Action item → For the listing that follows, give again exactly the lines from the one with "Potentials, in the" to the one with "volume scale 1.06**", including both.

□ □ □ □ □
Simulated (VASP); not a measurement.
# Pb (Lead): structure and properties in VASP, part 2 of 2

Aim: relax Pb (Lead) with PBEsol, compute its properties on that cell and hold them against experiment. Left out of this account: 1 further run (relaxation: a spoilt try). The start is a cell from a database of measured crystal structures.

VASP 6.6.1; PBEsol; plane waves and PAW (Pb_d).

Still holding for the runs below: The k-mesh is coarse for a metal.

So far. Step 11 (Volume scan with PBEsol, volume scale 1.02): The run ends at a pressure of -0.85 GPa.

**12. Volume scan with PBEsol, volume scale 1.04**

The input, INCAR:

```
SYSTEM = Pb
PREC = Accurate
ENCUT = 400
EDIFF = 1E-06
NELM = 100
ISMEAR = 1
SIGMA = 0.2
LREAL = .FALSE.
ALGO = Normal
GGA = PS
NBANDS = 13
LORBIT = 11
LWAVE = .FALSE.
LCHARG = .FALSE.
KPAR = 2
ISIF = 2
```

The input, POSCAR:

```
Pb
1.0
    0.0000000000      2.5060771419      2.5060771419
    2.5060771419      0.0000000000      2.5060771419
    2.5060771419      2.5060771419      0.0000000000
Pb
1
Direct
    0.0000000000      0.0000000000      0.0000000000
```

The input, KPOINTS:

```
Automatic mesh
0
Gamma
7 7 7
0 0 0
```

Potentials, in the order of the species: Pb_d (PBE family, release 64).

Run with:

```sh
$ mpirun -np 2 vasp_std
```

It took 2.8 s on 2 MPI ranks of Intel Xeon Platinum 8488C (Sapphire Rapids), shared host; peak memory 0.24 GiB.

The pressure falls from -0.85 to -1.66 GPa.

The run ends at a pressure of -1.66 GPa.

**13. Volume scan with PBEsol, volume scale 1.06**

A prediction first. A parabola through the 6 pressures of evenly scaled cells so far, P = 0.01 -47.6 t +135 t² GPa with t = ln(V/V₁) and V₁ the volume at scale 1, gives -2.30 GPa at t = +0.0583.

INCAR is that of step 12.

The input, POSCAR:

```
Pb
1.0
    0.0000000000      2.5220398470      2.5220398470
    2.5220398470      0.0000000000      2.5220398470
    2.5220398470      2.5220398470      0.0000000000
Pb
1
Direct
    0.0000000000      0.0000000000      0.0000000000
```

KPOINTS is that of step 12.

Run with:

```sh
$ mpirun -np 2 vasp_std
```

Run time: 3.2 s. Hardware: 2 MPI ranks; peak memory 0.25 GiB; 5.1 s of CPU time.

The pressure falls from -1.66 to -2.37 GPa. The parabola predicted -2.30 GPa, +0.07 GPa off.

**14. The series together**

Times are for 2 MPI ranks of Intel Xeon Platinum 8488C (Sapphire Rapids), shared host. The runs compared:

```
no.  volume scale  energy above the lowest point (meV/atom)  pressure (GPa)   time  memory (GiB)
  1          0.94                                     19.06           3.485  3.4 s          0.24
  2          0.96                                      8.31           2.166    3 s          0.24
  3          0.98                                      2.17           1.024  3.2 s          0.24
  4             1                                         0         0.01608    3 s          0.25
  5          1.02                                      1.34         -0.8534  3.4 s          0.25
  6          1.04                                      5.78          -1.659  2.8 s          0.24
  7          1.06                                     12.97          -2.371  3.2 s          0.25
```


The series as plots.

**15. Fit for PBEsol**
□ □ □ □ □

Written solution →
Potentials, in the order of the species: Pb_d (PBE family, release 64).

Run with:

```sh
$ mpirun -np 2 vasp_std
```

It took 2.8 s on 2 MPI ranks of Intel Xeon Platinum 8488C (Sapphire Rapids), shared host; peak memory 0.24 GiB.

The pressure falls from -0.85 to -1.66 GPa.

The run ends at a pressure of -1.66 GPa.

**13. Volume scan with PBEsol, volume scale 1.06**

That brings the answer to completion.